+===+

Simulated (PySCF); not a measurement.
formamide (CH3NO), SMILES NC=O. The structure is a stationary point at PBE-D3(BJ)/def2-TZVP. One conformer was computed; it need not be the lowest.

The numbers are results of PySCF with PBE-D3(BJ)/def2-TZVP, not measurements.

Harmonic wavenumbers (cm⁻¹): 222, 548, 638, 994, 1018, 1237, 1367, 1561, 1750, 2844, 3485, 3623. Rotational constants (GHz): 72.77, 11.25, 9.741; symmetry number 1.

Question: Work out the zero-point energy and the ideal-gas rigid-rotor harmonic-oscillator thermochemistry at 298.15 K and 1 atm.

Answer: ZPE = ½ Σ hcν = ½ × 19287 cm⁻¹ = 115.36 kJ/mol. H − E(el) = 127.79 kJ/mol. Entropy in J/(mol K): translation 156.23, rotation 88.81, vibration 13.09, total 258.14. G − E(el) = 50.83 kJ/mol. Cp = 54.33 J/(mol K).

+===+

Copy, please, every line from the start of the entries down to the line that holds "The numbers are", with both of those lines included and no others.

_Written answer_
Simulated (PySCF); not a measurement.
formamide (CH3NO), SMILES NC=O. The structure is a stationary point at PBE-D3(BJ)/def2-TZVP. One conformer was computed; it need not be the lowest.

The numbers are results of PySCF with PBE-D3(BJ)/def2-TZVP, not measurements.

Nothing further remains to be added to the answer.